*Data for analysis*.
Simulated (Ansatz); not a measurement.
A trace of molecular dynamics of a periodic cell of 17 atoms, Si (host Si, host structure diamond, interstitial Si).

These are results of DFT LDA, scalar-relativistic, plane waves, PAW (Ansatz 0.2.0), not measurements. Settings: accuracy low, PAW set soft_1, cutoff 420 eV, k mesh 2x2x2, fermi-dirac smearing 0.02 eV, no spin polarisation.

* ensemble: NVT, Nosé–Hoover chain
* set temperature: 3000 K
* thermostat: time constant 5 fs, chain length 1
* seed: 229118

*Work order*.
Output the records in full, keeping them exactly as they are.

*Answer area*.
Simulated (Ansatz); not a measurement.
A trace of molecular dynamics of a periodic cell of 17 atoms, Si (host Si, host structure diamond, interstitial Si).

These are results of DFT LDA, scalar-relativistic, plane waves, PAW (Ansatz 0.2.0), not measurements. Settings: accuracy low, PAW set soft_1, cutoff 420 eV, k mesh 2x2x2, fermi-dirac smearing 0.02 eV, no spin polarisation.

* ensemble: NVT, Nosé–Hoover chain
* set temperature: 3000 K
* thermostat: time constant 5 fs, chain length 1
* seed: 229118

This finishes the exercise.